((

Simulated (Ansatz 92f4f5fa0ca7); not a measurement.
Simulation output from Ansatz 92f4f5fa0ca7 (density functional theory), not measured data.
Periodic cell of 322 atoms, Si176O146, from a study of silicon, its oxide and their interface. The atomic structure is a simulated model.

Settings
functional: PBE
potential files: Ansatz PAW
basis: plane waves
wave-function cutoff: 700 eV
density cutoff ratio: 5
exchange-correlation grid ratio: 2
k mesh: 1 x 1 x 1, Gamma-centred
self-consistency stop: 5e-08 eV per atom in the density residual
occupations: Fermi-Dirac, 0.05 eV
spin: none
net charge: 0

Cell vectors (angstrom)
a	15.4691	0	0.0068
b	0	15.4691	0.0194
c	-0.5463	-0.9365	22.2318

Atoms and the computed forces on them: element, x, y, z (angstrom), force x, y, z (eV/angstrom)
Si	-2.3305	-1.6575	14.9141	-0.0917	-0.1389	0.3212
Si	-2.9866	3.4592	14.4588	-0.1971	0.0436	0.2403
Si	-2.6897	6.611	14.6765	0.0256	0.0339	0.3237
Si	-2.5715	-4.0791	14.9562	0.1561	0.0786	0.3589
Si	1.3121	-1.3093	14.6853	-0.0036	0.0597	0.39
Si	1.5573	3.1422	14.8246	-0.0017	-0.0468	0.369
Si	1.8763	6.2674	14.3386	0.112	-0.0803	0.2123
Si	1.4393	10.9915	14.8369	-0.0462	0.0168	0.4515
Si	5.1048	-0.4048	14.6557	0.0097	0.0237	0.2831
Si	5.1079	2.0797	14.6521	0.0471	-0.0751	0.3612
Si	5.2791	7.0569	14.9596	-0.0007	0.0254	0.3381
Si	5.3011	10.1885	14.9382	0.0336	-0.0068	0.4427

))

§ **WORK INSTRUCTION**
Go through the material and write each line out again exactly.

§ **WRITTEN REPLY**
Simulated (Ansatz 92f4f5fa0ca7); not a measurement.
Simulation output from Ansatz 92f4f5fa0ca7 (density functional theory), not measured data.
Periodic cell of 322 atoms, Si176O146, from a study of silicon, its oxide and their interface. The atomic structure is a simulated model.

Settings
functional: PBE
potential files: Ansatz PAW
basis: plane waves
wave-function cutoff: 700 eV
density cutoff ratio: 5
exchange-correlation grid ratio: 2
k mesh: 1 x 1 x 1, Gamma-centred
self-consistency stop: 5e-08 eV per atom in the density residual
occupations: Fermi-Dirac, 0.05 eV
spin: none
net charge: 0

Cell vectors (angstrom)
a	15.4691	0	0.0068
b	0	15.4691	0.0194
c	-0.5463	-0.9365	22.2318

Atoms and the computed forces on them: element, x, y, z (angstrom), force x, y, z (eV/angstrom)
Si	-2.3305	-1.6575	14.9141	-0.0917	-0.1389	0.3212
Si	-2.9866	3.4592	14.4588	-0.1971	0.0436	0.2403
Si	-2.6897	6.611	14.6765	0.0256	0.0339	0.3237
Si	-2.5715	-4.0791	14.9562	0.1561	0.0786	0.3589
Si	1.3121	-1.3093	14.6853	-0.0036	0.0597	0.39
Si	1.5573	3.1422	14.8246	-0.0017	-0.0468	0.369
Si	1.8763	6.2674	14.3386	0.112	-0.0803	0.2123
Si	1.4393	10.9915	14.8369	-0.0462	0.0168	0.4515
Si	5.1048	-0.4048	14.6557	0.0097	0.0237	0.2831
Si	5.1079	2.0797	14.6521	0.0471	-0.0751	0.3612
Si	5.2791	7.0569	14.9596	-0.0007	0.0254	0.3381
Si	5.3011	10.1885	14.9382	0.0336	-0.0068	0.4427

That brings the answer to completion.